» Assignment:
Word for word, return the lines from the top of the listing to the line containing "-1.02 | 0.58 |", both ends included, and no others.

-------------------------
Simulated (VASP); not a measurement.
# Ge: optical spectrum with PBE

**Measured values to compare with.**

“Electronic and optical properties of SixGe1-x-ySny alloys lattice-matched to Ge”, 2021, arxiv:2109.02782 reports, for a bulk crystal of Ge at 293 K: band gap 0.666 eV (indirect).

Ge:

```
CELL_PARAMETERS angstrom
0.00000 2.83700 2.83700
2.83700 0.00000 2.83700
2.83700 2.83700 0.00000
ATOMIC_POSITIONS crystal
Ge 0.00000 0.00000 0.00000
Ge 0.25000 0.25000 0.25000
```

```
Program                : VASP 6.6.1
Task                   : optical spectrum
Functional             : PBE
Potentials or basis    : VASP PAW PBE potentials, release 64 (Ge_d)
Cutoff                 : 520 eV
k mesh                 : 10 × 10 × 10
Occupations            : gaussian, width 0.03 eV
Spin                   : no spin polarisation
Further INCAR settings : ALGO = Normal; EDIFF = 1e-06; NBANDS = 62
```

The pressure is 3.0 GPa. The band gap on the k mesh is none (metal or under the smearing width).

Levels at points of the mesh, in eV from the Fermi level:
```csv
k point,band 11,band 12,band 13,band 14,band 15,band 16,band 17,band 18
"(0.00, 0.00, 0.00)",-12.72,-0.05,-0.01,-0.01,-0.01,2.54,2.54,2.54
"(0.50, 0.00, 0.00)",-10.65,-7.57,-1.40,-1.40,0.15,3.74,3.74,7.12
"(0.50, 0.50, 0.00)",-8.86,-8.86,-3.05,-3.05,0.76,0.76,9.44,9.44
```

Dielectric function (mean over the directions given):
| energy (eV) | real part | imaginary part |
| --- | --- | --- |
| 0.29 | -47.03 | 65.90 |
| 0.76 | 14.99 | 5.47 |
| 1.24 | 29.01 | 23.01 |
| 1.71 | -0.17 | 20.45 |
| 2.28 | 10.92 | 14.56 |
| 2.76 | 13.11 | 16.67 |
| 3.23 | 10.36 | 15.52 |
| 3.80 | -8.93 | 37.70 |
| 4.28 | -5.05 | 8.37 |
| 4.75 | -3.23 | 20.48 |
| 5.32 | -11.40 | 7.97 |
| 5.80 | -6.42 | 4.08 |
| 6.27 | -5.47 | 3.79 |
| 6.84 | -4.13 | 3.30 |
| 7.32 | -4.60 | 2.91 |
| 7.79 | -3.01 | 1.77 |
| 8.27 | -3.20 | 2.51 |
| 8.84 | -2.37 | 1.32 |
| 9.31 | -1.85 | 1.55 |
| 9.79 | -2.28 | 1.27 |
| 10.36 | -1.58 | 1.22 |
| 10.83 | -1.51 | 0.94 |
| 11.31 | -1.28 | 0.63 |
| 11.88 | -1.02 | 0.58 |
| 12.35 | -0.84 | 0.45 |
-------------------------

» Response area:
Simulated (VASP); not a measurement.
# Ge: optical spectrum with PBE

**Measured values to compare with.**

“Electronic and optical properties of SixGe1-x-ySny alloys lattice-matched to Ge”, 2021, arxiv:2109.02782 reports, for a bulk crystal of Ge at 293 K: band gap 0.666 eV (indirect).

Ge:

```
CELL_PARAMETERS angstrom
0.00000 2.83700 2.83700
2.83700 0.00000 2.83700
2.83700 2.83700 0.00000
ATOMIC_POSITIONS crystal
Ge 0.00000 0.00000 0.00000
Ge 0.25000 0.25000 0.25000
```

```
Program                : VASP 6.6.1
Task                   : optical spectrum
Functional             : PBE
Potentials or basis    : VASP PAW PBE potentials, release 64 (Ge_d)
Cutoff                 : 520 eV
k mesh                 : 10 × 10 × 10
Occupations            : gaussian, width 0.03 eV
Spin                   : no spin polarisation
Further INCAR settings : ALGO = Normal; EDIFF = 1e-06; NBANDS = 62
```

The pressure is 3.0 GPa. The band gap on the k mesh is none (metal or under the smearing width).

Levels at points of the mesh, in eV from the Fermi level:
```csv
k point,band 11,band 12,band 13,band 14,band 15,band 16,band 17,band 18
"(0.00, 0.00, 0.00)",-12.72,-0.05,-0.01,-0.01,-0.01,2.54,2.54,2.54
"(0.50, 0.00, 0.00)",-10.65,-7.57,-1.40,-1.40,0.15,3.74,3.74,7.12
"(0.50, 0.50, 0.00)",-8.86,-8.86,-3.05,-3.05,0.76,0.76,9.44,9.44
```

Dielectric function (mean over the directions given):
| energy (eV) | real part | imaginary part |
| --- | --- | --- |
| 0.29 | -47.03 | 65.90 |
| 0.76 | 14.99 | 5.47 |
| 1.24 | 29.01 | 23.01 |
| 1.71 | -0.17 | 20.45 |
| 2.28 | 10.92 | 14.56 |
| 2.76 | 13.11 | 16.67 |
| 3.23 | 10.36 | 15.52 |
| 3.80 | -8.93 | 37.70 |
| 4.28 | -5.05 | 8.37 |
| 4.75 | -3.23 | 20.48 |
| 5.32 | -11.40 | 7.97 |
| 5.80 | -6.42 | 4.08 |
| 6.27 | -5.47 | 3.79 |
| 6.84 | -4.13 | 3.30 |
| 7.32 | -4.60 | 2.91 |
| 7.79 | -3.01 | 1.77 |
| 8.27 | -3.20 | 2.51 |
| 8.84 | -2.37 | 1.32 |
| 9.31 | -1.85 | 1.55 |
| 9.79 | -2.28 | 1.27 |
| 10.36 | -1.58 | 1.22 |
| 10.83 | -1.51 | 0.94 |
| 11.31 | -1.28 | 0.63 |
| 11.88 | -1.02 | 0.58 |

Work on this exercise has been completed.